**Work order**
All of the data should be restated exactly as it stands.

**Supplied information**
################
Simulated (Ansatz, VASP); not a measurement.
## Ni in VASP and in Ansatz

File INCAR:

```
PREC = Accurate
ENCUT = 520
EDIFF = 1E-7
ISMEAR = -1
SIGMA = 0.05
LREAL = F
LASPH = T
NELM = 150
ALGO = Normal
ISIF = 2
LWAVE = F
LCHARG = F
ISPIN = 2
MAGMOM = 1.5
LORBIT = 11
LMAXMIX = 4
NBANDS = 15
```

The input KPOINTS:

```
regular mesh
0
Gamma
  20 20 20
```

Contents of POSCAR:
################

**Answer box**
Simulated (Ansatz, VASP); not a measurement.
## Ni in VASP and in Ansatz

File INCAR:

```
PREC = Accurate
ENCUT = 520
EDIFF = 1E-7
ISMEAR = -1
SIGMA = 0.05
LREAL = F
LASPH = T
NELM = 150
ALGO = Normal
ISIF = 2
LWAVE = F
LCHARG = F
ISPIN = 2
MAGMOM = 1.5
LORBIT = 11
LMAXMIX = 4
NBANDS = 15
```

The input KPOINTS:

```
regular mesh
0
Gamma
  20 20 20
```

Contents of POSCAR:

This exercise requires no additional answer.